Data excerpts:
——

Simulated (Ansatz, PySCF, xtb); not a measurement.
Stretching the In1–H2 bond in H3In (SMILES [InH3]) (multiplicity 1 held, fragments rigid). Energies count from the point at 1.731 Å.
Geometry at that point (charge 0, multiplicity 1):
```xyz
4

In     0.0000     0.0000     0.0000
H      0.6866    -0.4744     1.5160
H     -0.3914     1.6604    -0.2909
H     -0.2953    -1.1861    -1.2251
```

——

Output all of the data exactly as given.

Simulated (Ansatz, PySCF, xtb); not a measurement.
Stretching the In1–H2 bond in H3In (SMILES [InH3]) (multiplicity 1 held, fragments rigid). Energies count from the point at 1.731 Å.
Geometry at that point (charge 0, multiplicity 1):
```xyz
4

In     0.0000     0.0000     0.0000
H      0.6866    -0.4744     1.5160
H     -0.3914     1.6604    -0.2909
H     -0.2953    -1.1861    -1.2251
```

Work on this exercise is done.